- [Stored data]
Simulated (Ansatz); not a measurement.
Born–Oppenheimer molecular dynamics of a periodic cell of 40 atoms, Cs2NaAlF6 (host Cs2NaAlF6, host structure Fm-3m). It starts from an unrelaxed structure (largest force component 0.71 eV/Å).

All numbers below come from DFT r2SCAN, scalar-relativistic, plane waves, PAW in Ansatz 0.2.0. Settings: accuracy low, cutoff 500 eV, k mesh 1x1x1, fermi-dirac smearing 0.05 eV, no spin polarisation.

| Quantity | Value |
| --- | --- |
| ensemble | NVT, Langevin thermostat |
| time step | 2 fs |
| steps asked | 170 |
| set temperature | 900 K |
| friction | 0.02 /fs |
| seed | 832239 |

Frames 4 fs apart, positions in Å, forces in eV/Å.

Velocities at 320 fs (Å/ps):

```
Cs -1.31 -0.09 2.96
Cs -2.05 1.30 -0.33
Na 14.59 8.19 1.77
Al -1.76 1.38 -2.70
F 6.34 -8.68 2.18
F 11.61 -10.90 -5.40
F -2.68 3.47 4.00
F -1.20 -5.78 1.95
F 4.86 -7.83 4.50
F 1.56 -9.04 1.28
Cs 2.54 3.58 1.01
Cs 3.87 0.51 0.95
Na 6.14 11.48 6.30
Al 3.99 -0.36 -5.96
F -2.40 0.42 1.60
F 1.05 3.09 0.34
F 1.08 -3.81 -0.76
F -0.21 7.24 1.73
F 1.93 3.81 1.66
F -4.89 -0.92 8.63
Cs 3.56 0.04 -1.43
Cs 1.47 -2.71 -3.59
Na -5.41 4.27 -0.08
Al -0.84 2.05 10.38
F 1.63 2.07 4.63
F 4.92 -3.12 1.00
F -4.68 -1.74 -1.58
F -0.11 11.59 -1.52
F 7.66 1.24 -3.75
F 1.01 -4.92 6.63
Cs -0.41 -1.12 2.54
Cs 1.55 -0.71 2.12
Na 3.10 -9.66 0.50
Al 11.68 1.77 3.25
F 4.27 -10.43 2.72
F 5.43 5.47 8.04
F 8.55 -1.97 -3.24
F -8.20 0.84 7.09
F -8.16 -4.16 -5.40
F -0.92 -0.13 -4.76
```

- [Task item] Give the exact lines, and only those, from the line containing "Born–Oppenheimer molecular dynamics" through the line containing "step | 2 fs |" in the entries above.

- [Exercise solution]
Born–Oppenheimer molecular dynamics of a periodic cell of 40 atoms, Cs2NaAlF6 (host Cs2NaAlF6, host structure Fm-3m). It starts from an unrelaxed structure (largest force component 0.71 eV/Å).

All numbers below come from DFT r2SCAN, scalar-relativistic, plane waves, PAW in Ansatz 0.2.0. Settings: accuracy low, cutoff 500 eV, k mesh 1x1x1, fermi-dirac smearing 0.05 eV, no spin polarisation.

| Quantity | Value |
| --- | --- |
| ensemble | NVT, Langevin thermostat |
| time step | 2 fs |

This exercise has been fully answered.